> [WORK ITEM]:
A word-for-word transcript of every entry is required.

> [DATASET RECORDS]:
*** Block opens ***

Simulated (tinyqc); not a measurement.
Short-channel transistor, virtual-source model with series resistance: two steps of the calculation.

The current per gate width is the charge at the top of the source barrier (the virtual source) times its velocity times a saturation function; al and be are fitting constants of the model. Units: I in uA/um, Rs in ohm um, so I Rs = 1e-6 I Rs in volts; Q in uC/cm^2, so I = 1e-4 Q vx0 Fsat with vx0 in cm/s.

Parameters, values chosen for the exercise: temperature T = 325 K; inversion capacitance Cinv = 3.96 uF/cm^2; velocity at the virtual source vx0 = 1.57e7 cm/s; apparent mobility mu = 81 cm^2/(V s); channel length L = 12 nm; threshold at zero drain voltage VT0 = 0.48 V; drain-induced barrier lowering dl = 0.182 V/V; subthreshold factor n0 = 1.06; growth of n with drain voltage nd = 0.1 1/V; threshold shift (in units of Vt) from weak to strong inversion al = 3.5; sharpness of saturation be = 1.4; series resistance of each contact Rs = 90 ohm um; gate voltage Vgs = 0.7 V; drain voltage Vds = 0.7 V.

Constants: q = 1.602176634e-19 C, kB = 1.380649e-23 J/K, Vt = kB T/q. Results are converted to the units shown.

*** Block closes ***

> [TASK OUTPUT]:
Simulated (tinyqc); not a measurement.
Short-channel transistor, virtual-source model with series resistance: two steps of the calculation.

The current per gate width is the charge at the top of the source barrier (the virtual source) times its velocity times a saturation function; al and be are fitting constants of the model. Units: I in uA/um, Rs in ohm um, so I Rs = 1e-6 I Rs in volts; Q in uC/cm^2, so I = 1e-4 Q vx0 Fsat with vx0 in cm/s.

Parameters, values chosen for the exercise: temperature T = 325 K; inversion capacitance Cinv = 3.96 uF/cm^2; velocity at the virtual source vx0 = 1.57e7 cm/s; apparent mobility mu = 81 cm^2/(V s); channel length L = 12 nm; threshold at zero drain voltage VT0 = 0.48 V; drain-induced barrier lowering dl = 0.182 V/V; subthreshold factor n0 = 1.06; growth of n with drain voltage nd = 0.1 1/V; threshold shift (in units of Vt) from weak to strong inversion al = 3.5; sharpness of saturation be = 1.4; series resistance of each contact Rs = 90 ohm um; gate voltage Vgs = 0.7 V; drain voltage Vds = 0.7 V.

Constants: q = 1.602176634e-19 C, kB = 1.380649e-23 J/K, Vt = kB T/q. Results are converted to the units shown.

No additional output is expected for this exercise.